____________

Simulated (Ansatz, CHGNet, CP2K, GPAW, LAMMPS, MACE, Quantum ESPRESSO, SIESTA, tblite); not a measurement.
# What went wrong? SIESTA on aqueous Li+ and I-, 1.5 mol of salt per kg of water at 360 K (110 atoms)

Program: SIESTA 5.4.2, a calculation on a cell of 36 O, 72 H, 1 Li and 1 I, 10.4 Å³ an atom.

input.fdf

____________

Repeat the lines above with every word intact.

Simulated (Ansatz, CHGNet, CP2K, GPAW, LAMMPS, MACE, Quantum ESPRESSO, SIESTA, tblite); not a measurement.
# What went wrong? SIESTA on aqueous Li+ and I-, 1.5 mol of salt per kg of water at 360 K (110 atoms)

Program: SIESTA 5.4.2, a calculation on a cell of 36 O, 72 H, 1 Li and 1 I, 10.4 Å³ an atom.

input.fdf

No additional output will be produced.